Work instruction – Include in the output exactly the lines from the opening of the data through the line containing "Answer: 0.2 GPa.", and nothing more.

**** Supplied entries

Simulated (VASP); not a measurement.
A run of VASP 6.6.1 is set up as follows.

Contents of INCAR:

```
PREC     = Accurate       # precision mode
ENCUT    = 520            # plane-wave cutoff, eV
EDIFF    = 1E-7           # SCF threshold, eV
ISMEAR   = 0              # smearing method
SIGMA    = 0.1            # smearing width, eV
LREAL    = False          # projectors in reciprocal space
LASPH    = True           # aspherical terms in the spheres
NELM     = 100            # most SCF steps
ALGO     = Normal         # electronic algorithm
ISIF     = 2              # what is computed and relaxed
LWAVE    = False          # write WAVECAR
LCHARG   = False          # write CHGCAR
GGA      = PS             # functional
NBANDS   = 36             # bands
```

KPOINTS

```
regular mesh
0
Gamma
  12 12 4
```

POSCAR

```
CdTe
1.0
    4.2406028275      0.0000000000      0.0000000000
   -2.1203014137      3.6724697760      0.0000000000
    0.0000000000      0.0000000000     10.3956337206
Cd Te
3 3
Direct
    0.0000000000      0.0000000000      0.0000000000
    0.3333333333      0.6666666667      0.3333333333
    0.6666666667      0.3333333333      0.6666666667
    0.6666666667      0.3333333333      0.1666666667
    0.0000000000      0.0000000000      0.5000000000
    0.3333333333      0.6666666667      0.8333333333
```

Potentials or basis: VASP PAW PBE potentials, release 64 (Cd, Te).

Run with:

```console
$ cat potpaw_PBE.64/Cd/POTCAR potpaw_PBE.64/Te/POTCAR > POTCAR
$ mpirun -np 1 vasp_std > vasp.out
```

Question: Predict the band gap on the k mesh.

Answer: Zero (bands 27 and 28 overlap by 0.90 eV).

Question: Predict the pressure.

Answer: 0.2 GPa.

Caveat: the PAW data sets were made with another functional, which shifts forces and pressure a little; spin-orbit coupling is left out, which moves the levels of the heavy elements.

********

Task result –
Simulated (VASP); not a measurement.
A run of VASP 6.6.1 is set up as follows.

Contents of INCAR:

```
PREC     = Accurate       # precision mode
ENCUT    = 520            # plane-wave cutoff, eV
EDIFF    = 1E-7           # SCF threshold, eV
ISMEAR   = 0              # smearing method
SIGMA    = 0.1            # smearing width, eV
LREAL    = False          # projectors in reciprocal space
LASPH    = True           # aspherical terms in the spheres
NELM     = 100            # most SCF steps
ALGO     = Normal         # electronic algorithm
ISIF     = 2              # what is computed and relaxed
LWAVE    = False          # write WAVECAR
LCHARG   = False          # write CHGCAR
GGA      = PS             # functional
NBANDS   = 36             # bands
```

KPOINTS

```
regular mesh
0
Gamma
  12 12 4
```

POSCAR

```
CdTe
1.0
    4.2406028275      0.0000000000      0.0000000000
   -2.1203014137      3.6724697760      0.0000000000
    0.0000000000      0.0000000000     10.3956337206
Cd Te
3 3
Direct
    0.0000000000      0.0000000000      0.0000000000
    0.3333333333      0.6666666667      0.3333333333
    0.6666666667      0.3333333333      0.6666666667
    0.6666666667      0.3333333333      0.1666666667
    0.0000000000      0.0000000000      0.5000000000
    0.3333333333      0.6666666667      0.8333333333
```

Potentials or basis: VASP PAW PBE potentials, release 64 (Cd, Te).

Run with:

```console
$ cat potpaw_PBE.64/Cd/POTCAR potpaw_PBE.64/Te/POTCAR > POTCAR
$ mpirun -np 1 vasp_std > vasp.out
```

Question: Predict the band gap on the k mesh.

Answer: Zero (bands 27 and 28 overlap by 0.90 eV).

Question: Predict the pressure.

Answer: 0.2 GPa.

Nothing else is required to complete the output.